_Information given_
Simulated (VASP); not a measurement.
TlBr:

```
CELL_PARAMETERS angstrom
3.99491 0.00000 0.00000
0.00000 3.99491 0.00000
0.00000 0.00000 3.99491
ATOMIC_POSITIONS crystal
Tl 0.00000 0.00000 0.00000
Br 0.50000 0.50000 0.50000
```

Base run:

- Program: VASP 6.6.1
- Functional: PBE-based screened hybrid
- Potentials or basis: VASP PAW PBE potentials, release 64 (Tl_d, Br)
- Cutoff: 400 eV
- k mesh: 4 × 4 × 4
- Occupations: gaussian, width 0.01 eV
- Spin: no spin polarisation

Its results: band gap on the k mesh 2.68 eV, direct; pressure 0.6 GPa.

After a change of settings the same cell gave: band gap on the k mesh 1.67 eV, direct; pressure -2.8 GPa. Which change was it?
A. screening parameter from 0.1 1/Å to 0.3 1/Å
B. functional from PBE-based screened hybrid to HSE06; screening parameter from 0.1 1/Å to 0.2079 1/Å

_Brief_
In the listing above, find the line with "- k mesh: 4 × 4 × 4" and the line with "A. screening parameter". Output those two lines and every line between them, exactly as written.

_Exercise response_
- k mesh: 4 × 4 × 4
- Occupations: gaussian, width 0.01 eV
- Spin: no spin polarisation

Its results: band gap on the k mesh 2.68 eV, direct; pressure 0.6 GPa.

After a change of settings the same cell gave: band gap on the k mesh 1.67 eV, direct; pressure -2.8 GPa. Which change was it?
A. screening parameter from 0.1 1/Å to 0.3 1/Å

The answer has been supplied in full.